◇ ◇ ◇ ◇
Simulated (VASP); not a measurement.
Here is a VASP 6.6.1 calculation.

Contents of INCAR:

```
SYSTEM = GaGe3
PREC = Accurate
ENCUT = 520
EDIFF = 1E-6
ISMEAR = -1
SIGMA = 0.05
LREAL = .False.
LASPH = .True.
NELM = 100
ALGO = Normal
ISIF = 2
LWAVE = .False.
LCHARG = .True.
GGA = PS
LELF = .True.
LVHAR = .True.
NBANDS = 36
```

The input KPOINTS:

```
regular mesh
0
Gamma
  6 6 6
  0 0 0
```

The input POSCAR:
◇ ◇ ◇ ◇

EXERCISE: Print every line you see above, exactly as written.

YOUR RESPONSE:
Simulated (VASP); not a measurement.
Here is a VASP 6.6.1 calculation.

Contents of INCAR:

```
SYSTEM = GaGe3
PREC = Accurate
ENCUT = 520
EDIFF = 1E-6
ISMEAR = -1
SIGMA = 0.05
LREAL = .False.
LASPH = .True.
NELM = 100
ALGO = Normal
ISIF = 2
LWAVE = .False.
LCHARG = .True.
GGA = PS
LELF = .True.
LVHAR = .True.
NBANDS = 36
```

The input KPOINTS:

```
regular mesh
0
Gamma
  6 6 6
  0 0 0
```

The input POSCAR:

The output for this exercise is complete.